EXERCISE DATA:
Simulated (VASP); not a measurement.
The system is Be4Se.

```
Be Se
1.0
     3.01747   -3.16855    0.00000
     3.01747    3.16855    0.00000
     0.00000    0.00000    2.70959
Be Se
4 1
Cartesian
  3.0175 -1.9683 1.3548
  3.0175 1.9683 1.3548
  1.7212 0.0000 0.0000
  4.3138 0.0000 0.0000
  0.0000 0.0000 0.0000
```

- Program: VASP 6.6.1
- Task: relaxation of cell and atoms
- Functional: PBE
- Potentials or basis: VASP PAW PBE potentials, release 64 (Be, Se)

WORK ORDER: All that is needed is the material, repeated exactly.

YOUR RESPONSE:
Simulated (VASP); not a measurement.
The system is Be4Se.

```
Be Se
1.0
     3.01747   -3.16855    0.00000
     3.01747    3.16855    0.00000
     0.00000    0.00000    2.70959
Be Se
4 1
Cartesian
  3.0175 -1.9683 1.3548
  3.0175 1.9683 1.3548
  1.7212 0.0000 0.0000
  4.3138 0.0000 0.0000
  0.0000 0.0000 0.0000
```

- Program: VASP 6.6.1
- Task: relaxation of cell and atoms
- Functional: PBE
- Potentials or basis: VASP PAW PBE potentials, release 64 (Be, Se)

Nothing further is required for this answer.